> [WORK ORDER]: Every line of the material below is to be printed again exactly.

======== DATASET RECORDS

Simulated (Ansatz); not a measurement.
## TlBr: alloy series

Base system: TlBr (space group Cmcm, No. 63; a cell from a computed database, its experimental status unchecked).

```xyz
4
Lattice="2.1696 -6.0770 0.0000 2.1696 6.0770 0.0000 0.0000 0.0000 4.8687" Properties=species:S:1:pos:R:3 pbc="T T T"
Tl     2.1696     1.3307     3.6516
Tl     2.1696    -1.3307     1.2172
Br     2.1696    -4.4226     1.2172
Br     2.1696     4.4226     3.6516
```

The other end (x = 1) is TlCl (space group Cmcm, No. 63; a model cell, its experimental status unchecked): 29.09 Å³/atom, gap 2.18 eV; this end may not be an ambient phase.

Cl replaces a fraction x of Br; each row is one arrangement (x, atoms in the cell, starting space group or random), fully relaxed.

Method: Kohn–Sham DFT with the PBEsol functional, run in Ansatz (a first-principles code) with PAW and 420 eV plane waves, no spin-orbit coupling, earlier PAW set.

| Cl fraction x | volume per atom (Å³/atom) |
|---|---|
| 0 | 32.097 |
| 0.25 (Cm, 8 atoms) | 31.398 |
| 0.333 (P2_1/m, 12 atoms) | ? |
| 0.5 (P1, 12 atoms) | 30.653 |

================

> [WRITTEN RESPONSE]:
Simulated (Ansatz); not a measurement.
## TlBr: alloy series

Base system: TlBr (space group Cmcm, No. 63; a cell from a computed database, its experimental status unchecked).

```xyz
4
Lattice="2.1696 -6.0770 0.0000 2.1696 6.0770 0.0000 0.0000 0.0000 4.8687" Properties=species:S:1:pos:R:3 pbc="T T T"
Tl     2.1696     1.3307     3.6516
Tl     2.1696    -1.3307     1.2172
Br     2.1696    -4.4226     1.2172
Br     2.1696     4.4226     3.6516
```

The other end (x = 1) is TlCl (space group Cmcm, No. 63; a model cell, its experimental status unchecked): 29.09 Å³/atom, gap 2.18 eV; this end may not be an ambient phase.

Cl replaces a fraction x of Br; each row is one arrangement (x, atoms in the cell, starting space group or random), fully relaxed.

Method: Kohn–Sham DFT with the PBEsol functional, run in Ansatz (a first-principles code) with PAW and 420 eV plane waves, no spin-orbit coupling, earlier PAW set.

| Cl fraction x | volume per atom (Å³/atom) |
|---|---|
| 0 | 32.097 |
| 0.25 (Cm, 8 atoms) | 31.398 |
| 0.333 (P2_1/m, 12 atoms) | ? |
| 0.5 (P1, 12 atoms) | 30.653 |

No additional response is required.